──────── Data under study
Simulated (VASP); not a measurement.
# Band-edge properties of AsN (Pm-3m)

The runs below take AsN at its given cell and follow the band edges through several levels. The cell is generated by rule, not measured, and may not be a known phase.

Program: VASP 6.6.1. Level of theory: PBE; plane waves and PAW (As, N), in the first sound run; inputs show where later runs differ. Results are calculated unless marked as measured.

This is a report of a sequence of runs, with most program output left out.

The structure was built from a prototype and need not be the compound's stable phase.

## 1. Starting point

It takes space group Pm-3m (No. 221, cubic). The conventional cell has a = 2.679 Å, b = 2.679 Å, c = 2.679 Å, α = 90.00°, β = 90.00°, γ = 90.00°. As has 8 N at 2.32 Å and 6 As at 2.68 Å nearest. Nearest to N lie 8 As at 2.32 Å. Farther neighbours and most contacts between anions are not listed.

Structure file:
────────────────

#### Action item
Transcribe the entries above exactly.

#### Exercise response
Simulated (VASP); not a measurement.
# Band-edge properties of AsN (Pm-3m)

The runs below take AsN at its given cell and follow the band edges through several levels. The cell is generated by rule, not measured, and may not be a known phase.

Program: VASP 6.6.1. Level of theory: PBE; plane waves and PAW (As, N), in the first sound run; inputs show where later runs differ. Results are calculated unless marked as measured.

This is a report of a sequence of runs, with most program output left out.

The structure was built from a prototype and need not be the compound's stable phase.

## 1. Starting point

It takes space group Pm-3m (No. 221, cubic). The conventional cell has a = 2.679 Å, b = 2.679 Å, c = 2.679 Å, α = 90.00°, β = 90.00°, γ = 90.00°. As has 8 N at 2.32 Å and 6 As at 2.68 Å nearest. Nearest to N lie 8 As at 2.32 Å. Farther neighbours and most contacts between anions are not listed.

Structure file:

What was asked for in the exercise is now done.